## Brief
Copy the entries below in full, keeping them exactly as they are.

*** Opening of Extracted entries ***
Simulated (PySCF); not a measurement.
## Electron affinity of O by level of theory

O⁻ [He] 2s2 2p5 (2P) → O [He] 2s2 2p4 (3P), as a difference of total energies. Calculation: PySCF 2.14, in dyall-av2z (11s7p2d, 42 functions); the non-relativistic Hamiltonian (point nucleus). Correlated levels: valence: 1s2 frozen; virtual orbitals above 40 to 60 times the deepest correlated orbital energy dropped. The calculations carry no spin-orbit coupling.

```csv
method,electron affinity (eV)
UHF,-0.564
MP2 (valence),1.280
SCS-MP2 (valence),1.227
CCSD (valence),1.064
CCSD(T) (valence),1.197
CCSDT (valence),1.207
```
*** Close of Extracted entries ***

## Exercise result
Simulated (PySCF); not a measurement.
## Electron affinity of O by level of theory

O⁻ [He] 2s2 2p5 (2P) → O [He] 2s2 2p4 (3P), as a difference of total energies. Calculation: PySCF 2.14, in dyall-av2z (11s7p2d, 42 functions); the non-relativistic Hamiltonian (point nucleus). Correlated levels: valence: 1s2 frozen; virtual orbitals above 40 to 60 times the deepest correlated orbital energy dropped. The calculations carry no spin-orbit coupling.

```csv
method,electron affinity (eV)
UHF,-0.564
MP2 (valence),1.280
SCS-MP2 (valence),1.227
CCSD (valence),1.064
CCSD(T) (valence),1.197
CCSDT (valence),1.207
```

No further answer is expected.